**Dataset records**
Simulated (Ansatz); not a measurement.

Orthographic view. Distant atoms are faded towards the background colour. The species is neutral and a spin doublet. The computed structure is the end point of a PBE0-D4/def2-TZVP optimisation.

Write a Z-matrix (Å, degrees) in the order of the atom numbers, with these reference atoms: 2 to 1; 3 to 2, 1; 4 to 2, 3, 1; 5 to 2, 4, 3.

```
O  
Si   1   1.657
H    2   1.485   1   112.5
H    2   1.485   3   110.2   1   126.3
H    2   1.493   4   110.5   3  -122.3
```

**Work task**
Word for word, copy out the records.

**Written reply**
Simulated (Ansatz); not a measurement.

Orthographic view. Distant atoms are faded towards the background colour. The species is neutral and a spin doublet. The computed structure is the end point of a PBE0-D4/def2-TZVP optimisation.

Write a Z-matrix (Å, degrees) in the order of the atom numbers, with these reference atoms: 2 to 1; 3 to 2, 1; 4 to 2, 3, 1; 5 to 2, 4, 3.

```
O  
Si   1   1.657
H    2   1.485   1   112.5
H    2   1.485   3   110.2   1   126.3
H    2   1.493   4   110.5   3  -122.3
```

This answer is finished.